• Task item:
Restate the full listing precisely as written.

• Study material:
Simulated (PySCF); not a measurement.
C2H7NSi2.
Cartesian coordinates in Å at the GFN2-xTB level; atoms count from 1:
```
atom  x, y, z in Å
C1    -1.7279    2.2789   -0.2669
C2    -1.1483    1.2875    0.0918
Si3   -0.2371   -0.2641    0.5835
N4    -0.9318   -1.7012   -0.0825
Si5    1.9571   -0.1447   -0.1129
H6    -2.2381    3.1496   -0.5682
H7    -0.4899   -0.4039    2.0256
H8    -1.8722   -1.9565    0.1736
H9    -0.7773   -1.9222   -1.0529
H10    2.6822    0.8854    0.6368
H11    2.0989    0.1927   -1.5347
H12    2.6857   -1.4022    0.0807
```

• Response:
Simulated (PySCF); not a measurement.
C2H7NSi2.
Cartesian coordinates in Å at the GFN2-xTB level; atoms count from 1:
```
atom  x, y, z in Å
C1    -1.7279    2.2789   -0.2669
C2    -1.1483    1.2875    0.0918
Si3   -0.2371   -0.2641    0.5835
N4    -0.9318   -1.7012   -0.0825
Si5    1.9571   -0.1447   -0.1129
H6    -2.2381    3.1496   -0.5682
H7    -0.4899   -0.4039    2.0256
H8    -1.8722   -1.9565    0.1736
H9    -0.7773   -1.9222   -1.0529
H10    2.6822    0.8854    0.6368
H11    2.0989    0.1927   -1.5347
H12    2.6857   -1.4022    0.0807
```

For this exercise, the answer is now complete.